- - -

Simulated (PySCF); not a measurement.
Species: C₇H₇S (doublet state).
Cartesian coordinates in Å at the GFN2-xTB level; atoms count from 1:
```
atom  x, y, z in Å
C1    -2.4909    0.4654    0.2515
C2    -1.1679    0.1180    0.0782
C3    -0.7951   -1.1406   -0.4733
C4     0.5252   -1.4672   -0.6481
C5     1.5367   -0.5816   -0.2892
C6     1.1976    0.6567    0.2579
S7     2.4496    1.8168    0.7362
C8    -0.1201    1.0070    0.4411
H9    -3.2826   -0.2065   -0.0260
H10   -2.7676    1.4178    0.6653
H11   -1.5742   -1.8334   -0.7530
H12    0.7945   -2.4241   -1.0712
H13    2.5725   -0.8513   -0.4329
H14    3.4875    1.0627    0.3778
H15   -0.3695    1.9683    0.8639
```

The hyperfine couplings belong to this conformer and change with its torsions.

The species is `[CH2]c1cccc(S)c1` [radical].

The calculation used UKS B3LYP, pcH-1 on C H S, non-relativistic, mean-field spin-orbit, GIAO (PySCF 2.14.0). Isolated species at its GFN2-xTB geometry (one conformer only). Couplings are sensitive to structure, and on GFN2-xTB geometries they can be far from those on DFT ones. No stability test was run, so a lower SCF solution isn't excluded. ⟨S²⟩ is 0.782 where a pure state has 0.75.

- - -

# [Work order]
Type the records again in full, matching them exactly.

# [Expected answer]
Simulated (PySCF); not a measurement.
Species: C₇H₇S (doublet state).
Cartesian coordinates in Å at the GFN2-xTB level; atoms count from 1:
```
atom  x, y, z in Å
C1    -2.4909    0.4654    0.2515
C2    -1.1679    0.1180    0.0782
C3    -0.7951   -1.1406   -0.4733
C4     0.5252   -1.4672   -0.6481
C5     1.5367   -0.5816   -0.2892
C6     1.1976    0.6567    0.2579
S7     2.4496    1.8168    0.7362
C8    -0.1201    1.0070    0.4411
H9    -3.2826   -0.2065   -0.0260
H10   -2.7676    1.4178    0.6653
H11   -1.5742   -1.8334   -0.7530
H12    0.7945   -2.4241   -1.0712
H13    2.5725   -0.8513   -0.4329
H14    3.4875    1.0627    0.3778
H15   -0.3695    1.9683    0.8639
```

The hyperfine couplings belong to this conformer and change with its torsions.

The species is `[CH2]c1cccc(S)c1` [radical].

The calculation used UKS B3LYP, pcH-1 on C H S, non-relativistic, mean-field spin-orbit, GIAO (PySCF 2.14.0). Isolated species at its GFN2-xTB geometry (one conformer only). Couplings are sensitive to structure, and on GFN2-xTB geometries they can be far from those on DFT ones. No stability test was run, so a lower SCF solution isn't excluded. ⟨S²⟩ is 0.782 where a pure state has 0.75.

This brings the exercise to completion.